**Extracted material**
================================
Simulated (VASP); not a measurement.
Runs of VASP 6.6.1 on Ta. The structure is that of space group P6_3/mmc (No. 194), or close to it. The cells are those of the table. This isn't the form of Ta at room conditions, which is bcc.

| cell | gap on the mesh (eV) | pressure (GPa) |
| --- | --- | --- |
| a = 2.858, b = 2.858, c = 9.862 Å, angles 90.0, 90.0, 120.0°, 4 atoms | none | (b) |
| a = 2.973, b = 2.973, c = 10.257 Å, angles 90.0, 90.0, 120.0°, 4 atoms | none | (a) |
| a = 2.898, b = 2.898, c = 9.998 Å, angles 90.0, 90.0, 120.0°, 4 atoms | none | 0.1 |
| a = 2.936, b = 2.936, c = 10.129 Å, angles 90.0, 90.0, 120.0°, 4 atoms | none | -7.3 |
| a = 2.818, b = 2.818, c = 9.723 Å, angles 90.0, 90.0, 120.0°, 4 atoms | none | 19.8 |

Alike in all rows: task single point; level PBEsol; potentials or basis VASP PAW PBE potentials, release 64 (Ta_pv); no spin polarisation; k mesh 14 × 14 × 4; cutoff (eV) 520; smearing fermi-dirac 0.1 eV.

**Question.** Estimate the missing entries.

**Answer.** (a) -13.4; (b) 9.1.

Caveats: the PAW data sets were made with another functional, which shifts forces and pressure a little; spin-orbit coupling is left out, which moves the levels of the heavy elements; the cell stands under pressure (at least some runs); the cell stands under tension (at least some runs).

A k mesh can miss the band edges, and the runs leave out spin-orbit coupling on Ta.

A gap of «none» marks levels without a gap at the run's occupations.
================================

**Work item**
Everything from the first line of the records through the line containing "none | 19.8 |" is to be set down exactly, while later lines are left out.

**Exercise output**
Simulated (VASP); not a measurement.
Runs of VASP 6.6.1 on Ta. The structure is that of space group P6_3/mmc (No. 194), or close to it. The cells are those of the table. This isn't the form of Ta at room conditions, which is bcc.

| cell | gap on the mesh (eV) | pressure (GPa) |
| --- | --- | --- |
| a = 2.858, b = 2.858, c = 9.862 Å, angles 90.0, 90.0, 120.0°, 4 atoms | none | (b) |
| a = 2.973, b = 2.973, c = 10.257 Å, angles 90.0, 90.0, 120.0°, 4 atoms | none | (a) |
| a = 2.898, b = 2.898, c = 9.998 Å, angles 90.0, 90.0, 120.0°, 4 atoms | none | 0.1 |
| a = 2.936, b = 2.936, c = 10.129 Å, angles 90.0, 90.0, 120.0°, 4 atoms | none | -7.3 |
| a = 2.818, b = 2.818, c = 9.723 Å, angles 90.0, 90.0, 120.0°, 4 atoms | none | 19.8 |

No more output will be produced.